- DATASET RECORDS:
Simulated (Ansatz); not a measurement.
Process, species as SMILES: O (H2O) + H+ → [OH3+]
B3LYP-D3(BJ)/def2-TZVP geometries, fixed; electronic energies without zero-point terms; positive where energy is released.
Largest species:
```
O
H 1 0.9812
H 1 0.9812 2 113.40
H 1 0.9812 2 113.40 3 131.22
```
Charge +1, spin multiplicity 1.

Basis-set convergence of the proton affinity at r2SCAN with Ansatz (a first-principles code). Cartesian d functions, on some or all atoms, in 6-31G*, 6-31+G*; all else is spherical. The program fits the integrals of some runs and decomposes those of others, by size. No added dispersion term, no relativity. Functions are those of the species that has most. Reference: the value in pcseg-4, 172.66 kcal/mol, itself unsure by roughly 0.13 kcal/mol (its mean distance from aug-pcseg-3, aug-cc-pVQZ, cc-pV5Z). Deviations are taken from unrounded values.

- REQUIREMENT:
Reproduce only the lines above, starting at the line with "B3LYP-D3(BJ)/def2-TZVP geometries, fixed;" and ending at the line with "Charge +1, spin multiplicity 1.", exactly as written.

- TASK SOLUTION:
B3LYP-D3(BJ)/def2-TZVP geometries, fixed; electronic energies without zero-point terms; positive where energy is released.
Largest species:
```
O
H 1 0.9812
H 1 0.9812 2 113.40
H 1 0.9812 2 113.40 3 131.22
```
Charge +1, spin multiplicity 1.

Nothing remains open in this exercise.